== Records shown ==
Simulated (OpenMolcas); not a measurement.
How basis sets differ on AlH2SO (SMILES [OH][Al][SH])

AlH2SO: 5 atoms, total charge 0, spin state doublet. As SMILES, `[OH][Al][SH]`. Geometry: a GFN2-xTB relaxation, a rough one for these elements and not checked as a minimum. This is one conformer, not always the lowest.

== Requirement ==
In your reply, write out all of the material exactly as it was given.

== Task solution ==
Simulated (OpenMolcas); not a measurement.
How basis sets differ on AlH2SO (SMILES [OH][Al][SH])

AlH2SO: 5 atoms, total charge 0, spin state doublet. As SMILES, `[OH][Al][SH]`. Geometry: a GFN2-xTB relaxation, a rough one for these elements and not checked as a minimum. This is one conformer, not always the lowest.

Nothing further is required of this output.